-- Entries provided --
┄┄┄┄┄┄

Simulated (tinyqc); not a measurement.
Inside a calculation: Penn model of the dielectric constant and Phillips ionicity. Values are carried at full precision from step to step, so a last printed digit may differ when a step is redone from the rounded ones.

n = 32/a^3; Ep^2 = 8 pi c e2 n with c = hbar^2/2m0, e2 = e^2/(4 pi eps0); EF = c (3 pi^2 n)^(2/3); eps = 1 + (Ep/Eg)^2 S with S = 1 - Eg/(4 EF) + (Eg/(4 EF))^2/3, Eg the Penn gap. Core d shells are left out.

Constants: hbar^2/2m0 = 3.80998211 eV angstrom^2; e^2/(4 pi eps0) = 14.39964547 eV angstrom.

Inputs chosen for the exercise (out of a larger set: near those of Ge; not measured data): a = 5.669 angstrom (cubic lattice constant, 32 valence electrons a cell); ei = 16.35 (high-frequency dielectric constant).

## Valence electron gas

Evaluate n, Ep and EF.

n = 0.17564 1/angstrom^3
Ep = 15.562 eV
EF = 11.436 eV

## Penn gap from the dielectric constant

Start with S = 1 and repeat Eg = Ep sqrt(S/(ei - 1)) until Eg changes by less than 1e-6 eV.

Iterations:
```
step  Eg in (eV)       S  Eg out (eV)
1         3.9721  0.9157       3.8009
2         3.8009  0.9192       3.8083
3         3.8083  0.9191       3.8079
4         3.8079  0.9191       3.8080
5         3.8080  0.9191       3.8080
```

┄┄┄┄┄┄

-- Action item --
Exactly reproduce every line of the records.

-- Exercise answer --
Simulated (tinyqc); not a measurement.
Inside a calculation: Penn model of the dielectric constant and Phillips ionicity. Values are carried at full precision from step to step, so a last printed digit may differ when a step is redone from the rounded ones.

n = 32/a^3; Ep^2 = 8 pi c e2 n with c = hbar^2/2m0, e2 = e^2/(4 pi eps0); EF = c (3 pi^2 n)^(2/3); eps = 1 + (Ep/Eg)^2 S with S = 1 - Eg/(4 EF) + (Eg/(4 EF))^2/3, Eg the Penn gap. Core d shells are left out.

Constants: hbar^2/2m0 = 3.80998211 eV angstrom^2; e^2/(4 pi eps0) = 14.39964547 eV angstrom.

Inputs chosen for the exercise (out of a larger set: near those of Ge; not measured data): a = 5.669 angstrom (cubic lattice constant, 32 valence electrons a cell); ei = 16.35 (high-frequency dielectric constant).

## Valence electron gas

Evaluate n, Ep and EF.

n = 0.17564 1/angstrom^3
Ep = 15.562 eV
EF = 11.436 eV

## Penn gap from the dielectric constant

Start with S = 1 and repeat Eg = Ep sqrt(S/(ei - 1)) until Eg changes by less than 1e-6 eV.

Iterations:
```
step  Eg in (eV)       S  Eg out (eV)
1         3.9721  0.9157       3.8009
2         3.8009  0.9192       3.8083
3         3.8083  0.9191       3.8079
4         3.8079  0.9191       3.8080
5         3.8080  0.9191       3.8080
```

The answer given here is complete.